[WORK INSTRUCTION]
Reproduce exactly the lines that run from the start of the records below to the line with "E, diluted 100-fold with water", inclusive.

[INFORMATION]
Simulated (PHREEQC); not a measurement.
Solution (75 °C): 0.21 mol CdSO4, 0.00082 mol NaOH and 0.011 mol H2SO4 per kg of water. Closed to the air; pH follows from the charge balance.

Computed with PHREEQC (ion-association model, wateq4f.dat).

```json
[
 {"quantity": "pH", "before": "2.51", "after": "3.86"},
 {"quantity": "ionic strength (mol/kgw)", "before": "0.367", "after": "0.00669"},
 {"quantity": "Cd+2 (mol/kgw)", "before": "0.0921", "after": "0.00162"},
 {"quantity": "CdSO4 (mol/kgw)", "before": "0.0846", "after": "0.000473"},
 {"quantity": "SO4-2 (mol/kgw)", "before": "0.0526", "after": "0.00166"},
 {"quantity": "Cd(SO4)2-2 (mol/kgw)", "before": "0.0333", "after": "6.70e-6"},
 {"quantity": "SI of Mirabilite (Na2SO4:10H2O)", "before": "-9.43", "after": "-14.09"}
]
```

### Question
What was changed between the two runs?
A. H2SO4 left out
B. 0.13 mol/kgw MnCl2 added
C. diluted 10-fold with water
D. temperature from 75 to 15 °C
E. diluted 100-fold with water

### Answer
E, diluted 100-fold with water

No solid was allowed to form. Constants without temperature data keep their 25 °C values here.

[WORKED SOLUTION]
Simulated (PHREEQC); not a measurement.
Solution (75 °C): 0.21 mol CdSO4, 0.00082 mol NaOH and 0.011 mol H2SO4 per kg of water. Closed to the air; pH follows from the charge balance.

Computed with PHREEQC (ion-association model, wateq4f.dat).

```json
[
 {"quantity": "pH", "before": "2.51", "after": "3.86"},
 {"quantity": "ionic strength (mol/kgw)", "before": "0.367", "after": "0.00669"},
 {"quantity": "Cd+2 (mol/kgw)", "before": "0.0921", "after": "0.00162"},
 {"quantity": "CdSO4 (mol/kgw)", "before": "0.0846", "after": "0.000473"},
 {"quantity": "SO4-2 (mol/kgw)", "before": "0.0526", "after": "0.00166"},
 {"quantity": "Cd(SO4)2-2 (mol/kgw)", "before": "0.0333", "after": "6.70e-6"},
 {"quantity": "SI of Mirabilite (Na2SO4:10H2O)", "before": "-9.43", "after": "-14.09"}
]
```

### Question
What was changed between the two runs?
A. H2SO4 left out
B. 0.13 mol/kgw MnCl2 added
C. diluted 10-fold with water
D. temperature from 75 to 15 °C
E. diluted 100-fold with water

### Answer
E, diluted 100-fold with water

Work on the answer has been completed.